[Given records — start]

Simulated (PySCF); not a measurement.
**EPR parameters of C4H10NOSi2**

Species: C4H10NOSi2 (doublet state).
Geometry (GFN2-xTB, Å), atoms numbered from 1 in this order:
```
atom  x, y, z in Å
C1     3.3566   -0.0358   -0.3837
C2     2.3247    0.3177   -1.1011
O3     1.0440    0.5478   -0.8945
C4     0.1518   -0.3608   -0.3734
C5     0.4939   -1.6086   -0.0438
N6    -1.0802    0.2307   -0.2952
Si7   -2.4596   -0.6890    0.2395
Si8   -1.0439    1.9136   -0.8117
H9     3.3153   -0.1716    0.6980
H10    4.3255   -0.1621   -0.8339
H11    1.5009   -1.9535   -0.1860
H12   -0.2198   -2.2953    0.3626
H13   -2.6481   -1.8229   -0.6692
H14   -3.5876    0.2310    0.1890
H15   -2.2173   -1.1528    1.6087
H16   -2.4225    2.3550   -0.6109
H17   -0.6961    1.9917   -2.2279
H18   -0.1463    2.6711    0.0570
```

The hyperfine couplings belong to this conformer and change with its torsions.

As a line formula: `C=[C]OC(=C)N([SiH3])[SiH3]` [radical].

[Given records — finish]

Exercise: The answer should reproduce all of the data without any alteration.

Exercise result:
Simulated (PySCF); not a measurement.
**EPR parameters of C4H10NOSi2**

Species: C4H10NOSi2 (doublet state).
Geometry (GFN2-xTB, Å), atoms numbered from 1 in this order:
```
atom  x, y, z in Å
C1     3.3566   -0.0358   -0.3837
C2     2.3247    0.3177   -1.1011
O3     1.0440    0.5478   -0.8945
C4     0.1518   -0.3608   -0.3734
C5     0.4939   -1.6086   -0.0438
N6    -1.0802    0.2307   -0.2952
Si7   -2.4596   -0.6890    0.2395
Si8   -1.0439    1.9136   -0.8117
H9     3.3153   -0.1716    0.6980
H10    4.3255   -0.1621   -0.8339
H11    1.5009   -1.9535   -0.1860
H12   -0.2198   -2.2953    0.3626
H13   -2.6481   -1.8229   -0.6692
H14   -3.5876    0.2310    0.1890
H15   -2.2173   -1.1528    1.6087
H16   -2.4225    2.3550   -0.6109
H17   -0.6961    1.9917   -2.2279
H18   -0.1463    2.6711    0.0570
```

The hyperfine couplings belong to this conformer and change with its torsions.

As a line formula: `C=[C]OC(=C)N([SiH3])[SiH3]` [radical].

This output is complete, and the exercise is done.